# Brief:
A faithful, complete copy of the records is required.

[Opening Extracted entries section]
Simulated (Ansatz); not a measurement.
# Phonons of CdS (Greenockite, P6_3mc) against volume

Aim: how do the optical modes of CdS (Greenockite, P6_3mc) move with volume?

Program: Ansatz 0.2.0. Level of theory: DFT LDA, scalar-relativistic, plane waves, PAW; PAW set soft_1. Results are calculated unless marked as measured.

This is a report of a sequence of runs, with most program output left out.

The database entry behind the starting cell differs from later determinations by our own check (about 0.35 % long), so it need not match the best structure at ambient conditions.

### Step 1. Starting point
[Closing Extracted entries section]

# Written solution:
Simulated (Ansatz); not a measurement.
# Phonons of CdS (Greenockite, P6_3mc) against volume

Aim: how do the optical modes of CdS (Greenockite, P6_3mc) move with volume?

Program: Ansatz 0.2.0. Level of theory: DFT LDA, scalar-relativistic, plane waves, PAW; PAW set soft_1. Results are calculated unless marked as measured.

This is a report of a sequence of runs, with most program output left out.

The database entry behind the starting cell differs from later determinations by our own check (about 0.35 % long), so it need not match the best structure at ambient conditions.

### Step 1. Starting point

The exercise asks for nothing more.